■ **ACTIVITY**: Until you reach the line containing "Cell: a = 8.6290", reproduce each line of the listing exactly, please, and include that line as well.

*** Block opens ***

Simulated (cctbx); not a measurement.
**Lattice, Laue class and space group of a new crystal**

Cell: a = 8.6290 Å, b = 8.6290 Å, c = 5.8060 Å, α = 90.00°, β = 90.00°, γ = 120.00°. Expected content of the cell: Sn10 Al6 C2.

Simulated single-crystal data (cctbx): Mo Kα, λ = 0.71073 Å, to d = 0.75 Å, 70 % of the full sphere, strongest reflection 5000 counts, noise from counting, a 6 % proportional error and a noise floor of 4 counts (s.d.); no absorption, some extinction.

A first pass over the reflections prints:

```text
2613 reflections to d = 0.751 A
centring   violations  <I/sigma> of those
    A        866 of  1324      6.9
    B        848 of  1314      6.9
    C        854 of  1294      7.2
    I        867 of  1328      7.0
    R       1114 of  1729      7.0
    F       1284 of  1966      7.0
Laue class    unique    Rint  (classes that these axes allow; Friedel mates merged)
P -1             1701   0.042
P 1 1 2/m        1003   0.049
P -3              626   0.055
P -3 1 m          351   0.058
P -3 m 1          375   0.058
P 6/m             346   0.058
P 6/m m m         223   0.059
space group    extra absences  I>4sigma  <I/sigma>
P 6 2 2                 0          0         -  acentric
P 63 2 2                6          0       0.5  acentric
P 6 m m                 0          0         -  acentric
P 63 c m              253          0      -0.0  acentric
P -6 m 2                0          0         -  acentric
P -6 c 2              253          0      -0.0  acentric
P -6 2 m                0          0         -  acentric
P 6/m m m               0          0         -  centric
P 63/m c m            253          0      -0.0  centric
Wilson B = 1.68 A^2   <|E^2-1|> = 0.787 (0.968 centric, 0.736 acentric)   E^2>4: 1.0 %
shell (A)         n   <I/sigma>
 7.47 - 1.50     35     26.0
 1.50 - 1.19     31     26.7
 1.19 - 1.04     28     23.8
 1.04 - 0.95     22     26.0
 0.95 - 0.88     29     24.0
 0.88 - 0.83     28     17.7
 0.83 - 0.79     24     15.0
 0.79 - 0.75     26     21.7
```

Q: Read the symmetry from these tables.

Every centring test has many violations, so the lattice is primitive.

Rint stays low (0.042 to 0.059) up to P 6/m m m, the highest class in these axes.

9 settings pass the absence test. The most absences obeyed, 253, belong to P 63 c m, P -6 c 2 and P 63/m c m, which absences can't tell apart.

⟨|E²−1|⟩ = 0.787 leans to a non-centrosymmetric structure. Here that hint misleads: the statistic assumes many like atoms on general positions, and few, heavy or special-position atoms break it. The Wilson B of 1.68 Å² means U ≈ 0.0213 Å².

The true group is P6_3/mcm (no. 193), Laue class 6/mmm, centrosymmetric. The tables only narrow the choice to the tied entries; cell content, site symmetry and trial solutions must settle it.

*** Block closes ***

■ **TASK RESPONSE**:
Simulated (cctbx); not a measurement.
**Lattice, Laue class and space group of a new crystal**

Cell: a = 8.6290 Å, b = 8.6290 Å, c = 5.8060 Å, α = 90.00°, β = 90.00°, γ = 120.00°. Expected content of the cell: Sn10 Al6 C2.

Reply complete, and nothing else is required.